DATA EXTRACTS Block Start

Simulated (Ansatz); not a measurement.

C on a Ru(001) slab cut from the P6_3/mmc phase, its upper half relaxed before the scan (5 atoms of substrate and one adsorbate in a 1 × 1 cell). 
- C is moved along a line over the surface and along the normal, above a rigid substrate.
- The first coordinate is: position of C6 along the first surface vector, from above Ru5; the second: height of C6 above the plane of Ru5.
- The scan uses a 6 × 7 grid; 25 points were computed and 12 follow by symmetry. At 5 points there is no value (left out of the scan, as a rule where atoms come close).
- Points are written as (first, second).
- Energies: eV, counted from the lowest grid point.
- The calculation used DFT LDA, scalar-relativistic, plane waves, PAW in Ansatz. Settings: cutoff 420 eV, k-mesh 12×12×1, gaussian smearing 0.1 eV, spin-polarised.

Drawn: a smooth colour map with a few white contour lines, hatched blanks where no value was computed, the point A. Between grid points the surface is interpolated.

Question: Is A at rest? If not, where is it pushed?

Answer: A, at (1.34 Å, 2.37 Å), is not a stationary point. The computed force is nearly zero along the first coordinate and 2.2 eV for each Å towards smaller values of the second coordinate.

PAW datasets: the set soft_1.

DATA EXTRACTS Block End

## WORK TASK
Please return only the lines above, starting at the line that has "Question: Is A" and ending at the line that has "Answer: A, at", keeping both and leaving each one unchanged.

## ANSWER SECTION
Question: Is A at rest? If not, where is it pushed?

Answer: A, at (1.34 Å, 2.37 Å), is not a stationary point. The computed force is nearly zero along the first coordinate and 2.2 eV for each Å towards smaller values of the second coordinate.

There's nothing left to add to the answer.